*** Opening MATERIAL SUPPLIED ***

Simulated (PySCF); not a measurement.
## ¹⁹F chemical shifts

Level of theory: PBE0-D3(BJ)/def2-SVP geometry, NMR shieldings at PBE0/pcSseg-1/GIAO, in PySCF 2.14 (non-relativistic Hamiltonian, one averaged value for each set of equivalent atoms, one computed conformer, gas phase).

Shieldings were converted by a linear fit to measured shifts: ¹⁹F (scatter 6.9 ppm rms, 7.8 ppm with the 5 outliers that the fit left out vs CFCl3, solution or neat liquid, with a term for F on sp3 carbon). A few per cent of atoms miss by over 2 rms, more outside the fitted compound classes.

*** Closing MATERIAL SUPPLIED ***

* [ACTIVITY]:
Reproduce the records above in full and with exact wording.

* [TASK SOLUTION]:
Simulated (PySCF); not a measurement.
## ¹⁹F chemical shifts

Level of theory: PBE0-D3(BJ)/def2-SVP geometry, NMR shieldings at PBE0/pcSseg-1/GIAO, in PySCF 2.14 (non-relativistic Hamiltonian, one averaged value for each set of equivalent atoms, one computed conformer, gas phase).

Shieldings were converted by a linear fit to measured shifts: ¹⁹F (scatter 6.9 ppm rms, 7.8 ppm with the 5 outliers that the fit left out vs CFCl3, solution or neat liquid, with a term for F on sp3 carbon). A few per cent of atoms miss by over 2 rms, more outside the fitted compound classes.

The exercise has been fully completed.